** WORK ORDER **
From the line with "Alike in both" to the line with "Atom by atom", retype every line exactly, including those two, and leave out the rest of the data below.

** INFORMATION SUPPLIED **
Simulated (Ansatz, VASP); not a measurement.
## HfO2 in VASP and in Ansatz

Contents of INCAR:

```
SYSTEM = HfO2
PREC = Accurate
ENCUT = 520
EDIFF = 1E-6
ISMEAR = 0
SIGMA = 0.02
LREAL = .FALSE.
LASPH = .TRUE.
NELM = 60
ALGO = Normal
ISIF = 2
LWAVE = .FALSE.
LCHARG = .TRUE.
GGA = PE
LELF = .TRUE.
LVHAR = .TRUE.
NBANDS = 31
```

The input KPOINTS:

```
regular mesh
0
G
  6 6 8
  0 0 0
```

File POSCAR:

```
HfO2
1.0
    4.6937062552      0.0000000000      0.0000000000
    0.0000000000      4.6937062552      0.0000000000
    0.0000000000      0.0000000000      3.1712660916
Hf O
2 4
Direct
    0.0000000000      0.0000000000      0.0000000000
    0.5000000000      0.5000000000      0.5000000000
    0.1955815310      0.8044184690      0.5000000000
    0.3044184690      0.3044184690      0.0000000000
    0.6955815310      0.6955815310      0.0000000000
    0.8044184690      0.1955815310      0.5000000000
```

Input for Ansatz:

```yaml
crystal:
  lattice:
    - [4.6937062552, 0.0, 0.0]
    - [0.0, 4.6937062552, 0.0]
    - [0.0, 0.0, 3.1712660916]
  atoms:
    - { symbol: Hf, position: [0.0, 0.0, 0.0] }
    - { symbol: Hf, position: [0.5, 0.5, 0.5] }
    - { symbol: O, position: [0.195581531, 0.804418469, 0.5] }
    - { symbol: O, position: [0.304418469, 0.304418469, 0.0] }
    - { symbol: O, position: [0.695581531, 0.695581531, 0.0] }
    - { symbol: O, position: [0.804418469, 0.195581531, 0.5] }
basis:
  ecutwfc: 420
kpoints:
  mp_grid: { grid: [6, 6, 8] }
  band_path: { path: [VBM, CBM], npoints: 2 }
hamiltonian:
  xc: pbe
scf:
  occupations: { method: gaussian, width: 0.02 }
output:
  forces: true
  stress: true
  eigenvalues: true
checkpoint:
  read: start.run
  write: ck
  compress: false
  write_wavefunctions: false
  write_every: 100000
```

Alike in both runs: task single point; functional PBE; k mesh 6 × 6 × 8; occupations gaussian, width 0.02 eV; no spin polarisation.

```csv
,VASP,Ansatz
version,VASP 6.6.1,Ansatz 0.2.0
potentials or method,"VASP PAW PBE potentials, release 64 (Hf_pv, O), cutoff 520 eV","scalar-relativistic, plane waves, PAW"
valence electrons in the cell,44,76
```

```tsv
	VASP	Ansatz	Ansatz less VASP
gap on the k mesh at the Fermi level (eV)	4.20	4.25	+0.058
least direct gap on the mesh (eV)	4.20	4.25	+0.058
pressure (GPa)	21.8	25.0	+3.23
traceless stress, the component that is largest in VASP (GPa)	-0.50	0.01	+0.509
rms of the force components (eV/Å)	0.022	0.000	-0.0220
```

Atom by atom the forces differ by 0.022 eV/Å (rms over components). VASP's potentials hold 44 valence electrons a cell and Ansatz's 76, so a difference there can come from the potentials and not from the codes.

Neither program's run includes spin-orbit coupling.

** TASK RESULT **
Alike in both runs: task single point; functional PBE; k mesh 6 × 6 × 8; occupations gaussian, width 0.02 eV; no spin polarisation.

```csv
,VASP,Ansatz
version,VASP 6.6.1,Ansatz 0.2.0
potentials or method,"VASP PAW PBE potentials, release 64 (Hf_pv, O), cutoff 520 eV","scalar-relativistic, plane waves, PAW"
valence electrons in the cell,44,76
```

```tsv
	VASP	Ansatz	Ansatz less VASP
gap on the k mesh at the Fermi level (eV)	4.20	4.25	+0.058
least direct gap on the mesh (eV)	4.20	4.25	+0.058
pressure (GPa)	21.8	25.0	+3.23
traceless stress, the component that is largest in VASP (GPa)	-0.50	0.01	+0.509
rms of the force components (eV/Å)	0.022	0.000	-0.0220
```

Atom by atom the forces differ by 0.022 eV/Å (rms over components). VASP's potentials hold 44 valence electrons a cell and Ansatz's 76, so a difference there can come from the potentials and not from the codes.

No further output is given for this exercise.